ACTIVITY: Extract the first line through the line containing "7.4 | 11.0 | – | – |" from the listing below, exactly as written.

- Opening Delimiter -

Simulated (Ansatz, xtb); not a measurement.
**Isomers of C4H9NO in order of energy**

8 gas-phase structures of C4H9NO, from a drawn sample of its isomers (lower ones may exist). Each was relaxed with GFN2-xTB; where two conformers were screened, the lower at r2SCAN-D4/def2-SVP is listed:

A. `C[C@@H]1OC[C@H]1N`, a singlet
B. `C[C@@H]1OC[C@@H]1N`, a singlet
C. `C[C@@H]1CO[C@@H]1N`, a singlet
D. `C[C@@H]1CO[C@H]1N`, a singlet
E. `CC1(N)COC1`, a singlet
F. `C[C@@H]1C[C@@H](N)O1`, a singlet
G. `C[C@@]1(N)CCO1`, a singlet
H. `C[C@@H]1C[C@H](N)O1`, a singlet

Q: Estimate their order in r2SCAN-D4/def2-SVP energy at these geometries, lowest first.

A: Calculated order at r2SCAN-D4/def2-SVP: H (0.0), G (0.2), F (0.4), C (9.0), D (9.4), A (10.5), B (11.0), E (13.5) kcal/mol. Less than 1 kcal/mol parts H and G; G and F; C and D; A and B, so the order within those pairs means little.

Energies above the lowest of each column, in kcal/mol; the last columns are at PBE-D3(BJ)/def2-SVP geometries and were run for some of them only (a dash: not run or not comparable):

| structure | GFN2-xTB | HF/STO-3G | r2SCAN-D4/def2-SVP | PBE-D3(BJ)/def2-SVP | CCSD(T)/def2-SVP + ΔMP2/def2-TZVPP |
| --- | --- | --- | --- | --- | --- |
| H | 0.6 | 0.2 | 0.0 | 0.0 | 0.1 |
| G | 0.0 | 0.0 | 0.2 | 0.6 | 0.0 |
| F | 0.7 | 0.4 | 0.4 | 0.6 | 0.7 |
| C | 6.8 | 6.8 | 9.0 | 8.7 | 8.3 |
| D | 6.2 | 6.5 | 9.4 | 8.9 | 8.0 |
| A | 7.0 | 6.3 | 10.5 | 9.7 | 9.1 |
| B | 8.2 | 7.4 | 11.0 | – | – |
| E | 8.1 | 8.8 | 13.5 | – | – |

- Closing Delimiter -

EXERCISE RESULT:
Simulated (Ansatz, xtb); not a measurement.
**Isomers of C4H9NO in order of energy**

8 gas-phase structures of C4H9NO, from a drawn sample of its isomers (lower ones may exist). Each was relaxed with GFN2-xTB; where two conformers were screened, the lower at r2SCAN-D4/def2-SVP is listed:

A. `C[C@@H]1OC[C@H]1N`, a singlet
B. `C[C@@H]1OC[C@@H]1N`, a singlet
C. `C[C@@H]1CO[C@@H]1N`, a singlet
D. `C[C@@H]1CO[C@H]1N`, a singlet
E. `CC1(N)COC1`, a singlet
F. `C[C@@H]1C[C@@H](N)O1`, a singlet
G. `C[C@@]1(N)CCO1`, a singlet
H. `C[C@@H]1C[C@H](N)O1`, a singlet

Q: Estimate their order in r2SCAN-D4/def2-SVP energy at these geometries, lowest first.

A: Calculated order at r2SCAN-D4/def2-SVP: H (0.0), G (0.2), F (0.4), C (9.0), D (9.4), A (10.5), B (11.0), E (13.5) kcal/mol. Less than 1 kcal/mol parts H and G; G and F; C and D; A and B, so the order within those pairs means little.

Energies above the lowest of each column, in kcal/mol; the last columns are at PBE-D3(BJ)/def2-SVP geometries and were run for some of them only (a dash: not run or not comparable):

| structure | GFN2-xTB | HF/STO-3G | r2SCAN-D4/def2-SVP | PBE-D3(BJ)/def2-SVP | CCSD(T)/def2-SVP + ΔMP2/def2-TZVPP |
| --- | --- | --- | --- | --- | --- |
| H | 0.6 | 0.2 | 0.0 | 0.0 | 0.1 |
| G | 0.0 | 0.0 | 0.2 | 0.6 | 0.0 |
| F | 0.7 | 0.4 | 0.4 | 0.6 | 0.7 |
| C | 6.8 | 6.8 | 9.0 | 8.7 | 8.3 |
| D | 6.2 | 6.5 | 9.4 | 8.9 | 8.0 |
| A | 7.0 | 6.3 | 10.5 | 9.7 | 9.1 |
| B | 8.2 | 7.4 | 11.0 | – | – |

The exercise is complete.